Exercise:
Reproduce the opening lines of the records exactly, please, stopping after the line that contains "Basis set: cc-pVDZ".

====== Data excerpts ======

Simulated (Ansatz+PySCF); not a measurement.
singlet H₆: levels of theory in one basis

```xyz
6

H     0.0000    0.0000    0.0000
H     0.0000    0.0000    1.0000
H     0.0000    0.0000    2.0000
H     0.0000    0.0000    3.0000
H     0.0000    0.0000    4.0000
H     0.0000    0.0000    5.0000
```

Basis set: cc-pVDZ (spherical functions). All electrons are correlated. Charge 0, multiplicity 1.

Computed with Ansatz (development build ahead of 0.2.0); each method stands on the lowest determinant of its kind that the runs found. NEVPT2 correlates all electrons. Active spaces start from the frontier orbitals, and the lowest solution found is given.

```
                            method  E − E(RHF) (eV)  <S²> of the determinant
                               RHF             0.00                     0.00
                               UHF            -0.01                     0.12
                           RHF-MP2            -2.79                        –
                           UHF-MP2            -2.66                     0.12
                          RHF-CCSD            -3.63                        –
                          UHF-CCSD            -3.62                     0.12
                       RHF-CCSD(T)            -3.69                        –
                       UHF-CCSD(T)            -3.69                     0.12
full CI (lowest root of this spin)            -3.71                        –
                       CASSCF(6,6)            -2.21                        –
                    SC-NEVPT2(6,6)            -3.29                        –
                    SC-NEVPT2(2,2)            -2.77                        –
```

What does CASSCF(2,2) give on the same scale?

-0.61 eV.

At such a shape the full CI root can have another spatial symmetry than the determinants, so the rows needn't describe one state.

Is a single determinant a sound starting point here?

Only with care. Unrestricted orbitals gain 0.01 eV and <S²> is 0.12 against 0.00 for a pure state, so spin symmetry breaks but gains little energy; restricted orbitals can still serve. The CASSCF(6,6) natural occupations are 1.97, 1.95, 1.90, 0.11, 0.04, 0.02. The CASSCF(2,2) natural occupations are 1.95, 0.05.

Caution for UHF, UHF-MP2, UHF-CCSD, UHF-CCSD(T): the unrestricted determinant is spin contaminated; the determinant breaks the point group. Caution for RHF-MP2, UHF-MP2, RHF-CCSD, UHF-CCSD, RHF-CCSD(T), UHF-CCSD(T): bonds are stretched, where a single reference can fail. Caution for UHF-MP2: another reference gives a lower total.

======

Written reply:
Simulated (Ansatz+PySCF); not a measurement.
singlet H₆: levels of theory in one basis

```xyz
6

H     0.0000    0.0000    0.0000
H     0.0000    0.0000    1.0000
H     0.0000    0.0000    2.0000
H     0.0000    0.0000    3.0000
H     0.0000    0.0000    4.0000
H     0.0000    0.0000    5.0000
```

Basis set: cc-pVDZ (spherical functions). All electrons are correlated. Charge 0, multiplicity 1.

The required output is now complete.